REQUIRED ACTION
Set down all of the lines below exactly as they are given.

RECORD EXCERPTS
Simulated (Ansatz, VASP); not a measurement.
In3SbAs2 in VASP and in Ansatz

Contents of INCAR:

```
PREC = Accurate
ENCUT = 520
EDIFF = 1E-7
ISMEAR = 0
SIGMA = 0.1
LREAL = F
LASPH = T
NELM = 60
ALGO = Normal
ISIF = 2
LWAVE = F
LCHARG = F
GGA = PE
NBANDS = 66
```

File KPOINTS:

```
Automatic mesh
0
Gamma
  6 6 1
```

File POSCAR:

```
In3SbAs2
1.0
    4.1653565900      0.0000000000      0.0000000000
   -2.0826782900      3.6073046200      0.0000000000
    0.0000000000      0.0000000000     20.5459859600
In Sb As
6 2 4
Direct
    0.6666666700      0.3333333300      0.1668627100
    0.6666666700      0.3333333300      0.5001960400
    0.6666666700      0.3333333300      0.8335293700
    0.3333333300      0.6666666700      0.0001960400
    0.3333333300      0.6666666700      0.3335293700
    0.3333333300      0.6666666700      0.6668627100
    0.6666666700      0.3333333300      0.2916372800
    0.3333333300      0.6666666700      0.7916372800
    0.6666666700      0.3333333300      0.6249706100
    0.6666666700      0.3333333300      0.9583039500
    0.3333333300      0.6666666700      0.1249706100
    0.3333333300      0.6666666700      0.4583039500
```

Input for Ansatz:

TASK RESPONSE
Simulated (Ansatz, VASP); not a measurement.
In3SbAs2 in VASP and in Ansatz

Contents of INCAR:

```
PREC = Accurate
ENCUT = 520
EDIFF = 1E-7
ISMEAR = 0
SIGMA = 0.1
LREAL = F
LASPH = T
NELM = 60
ALGO = Normal
ISIF = 2
LWAVE = F
LCHARG = F
GGA = PE
NBANDS = 66
```

File KPOINTS:

```
Automatic mesh
0
Gamma
  6 6 1
```

File POSCAR:

```
In3SbAs2
1.0
    4.1653565900      0.0000000000      0.0000000000
   -2.0826782900      3.6073046200      0.0000000000
    0.0000000000      0.0000000000     20.5459859600
In Sb As
6 2 4
Direct
    0.6666666700      0.3333333300      0.1668627100
    0.6666666700      0.3333333300      0.5001960400
    0.6666666700      0.3333333300      0.8335293700
    0.3333333300      0.6666666700      0.0001960400
    0.3333333300      0.6666666700      0.3335293700
    0.3333333300      0.6666666700      0.6668627100
    0.6666666700      0.3333333300      0.2916372800
    0.3333333300      0.6666666700      0.7916372800
    0.6666666700      0.3333333300      0.6249706100
    0.6666666700      0.3333333300      0.9583039500
    0.3333333300      0.6666666700      0.1249706100
    0.3333333300      0.6666666700      0.4583039500
```

Input for Ansatz:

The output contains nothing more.